> Entries shown:
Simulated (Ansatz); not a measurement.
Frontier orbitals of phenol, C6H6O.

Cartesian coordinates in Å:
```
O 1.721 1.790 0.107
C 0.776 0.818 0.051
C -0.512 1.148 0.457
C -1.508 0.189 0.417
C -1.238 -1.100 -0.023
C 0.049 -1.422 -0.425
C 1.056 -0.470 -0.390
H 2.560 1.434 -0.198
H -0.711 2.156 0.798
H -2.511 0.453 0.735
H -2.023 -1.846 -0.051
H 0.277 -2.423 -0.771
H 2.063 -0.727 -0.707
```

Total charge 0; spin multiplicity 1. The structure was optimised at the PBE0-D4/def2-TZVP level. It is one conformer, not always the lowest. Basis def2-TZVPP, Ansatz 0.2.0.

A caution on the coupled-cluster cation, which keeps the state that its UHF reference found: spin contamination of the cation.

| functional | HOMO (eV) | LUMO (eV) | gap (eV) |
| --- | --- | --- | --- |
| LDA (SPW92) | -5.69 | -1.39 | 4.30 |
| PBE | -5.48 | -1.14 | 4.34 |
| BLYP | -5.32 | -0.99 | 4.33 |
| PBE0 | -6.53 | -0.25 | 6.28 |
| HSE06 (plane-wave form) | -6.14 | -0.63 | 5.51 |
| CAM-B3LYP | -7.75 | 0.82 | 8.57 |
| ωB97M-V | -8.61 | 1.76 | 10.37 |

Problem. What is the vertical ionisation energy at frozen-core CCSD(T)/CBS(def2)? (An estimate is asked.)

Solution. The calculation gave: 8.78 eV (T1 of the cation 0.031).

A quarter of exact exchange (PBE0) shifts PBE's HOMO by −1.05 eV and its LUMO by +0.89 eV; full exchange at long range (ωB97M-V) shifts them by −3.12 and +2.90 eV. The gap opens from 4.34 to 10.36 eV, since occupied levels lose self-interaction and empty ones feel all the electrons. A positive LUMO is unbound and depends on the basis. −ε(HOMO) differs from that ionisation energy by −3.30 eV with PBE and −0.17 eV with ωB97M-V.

> Exercise:
Going down the listing above, begin printing at the line with "Total charge 0;" and finish with the line with "Problem. What is", exactly as they appear.

> Response:
Total charge 0; spin multiplicity 1. The structure was optimised at the PBE0-D4/def2-TZVP level. It is one conformer, not always the lowest. Basis def2-TZVPP, Ansatz 0.2.0.

A caution on the coupled-cluster cation, which keeps the state that its UHF reference found: spin contamination of the cation.

| functional | HOMO (eV) | LUMO (eV) | gap (eV) |
| --- | --- | --- | --- |
| LDA (SPW92) | -5.69 | -1.39 | 4.30 |
| PBE | -5.48 | -1.14 | 4.34 |
| BLYP | -5.32 | -0.99 | 4.33 |
| PBE0 | -6.53 | -0.25 | 6.28 |
| HSE06 (plane-wave form) | -6.14 | -0.63 | 5.51 |
| CAM-B3LYP | -7.75 | 0.82 | 8.57 |
| ωB97M-V | -8.61 | 1.76 | 10.37 |

Problem. What is the vertical ionisation energy at frozen-core CCSD(T)/CBS(def2)? (An estimate is asked.)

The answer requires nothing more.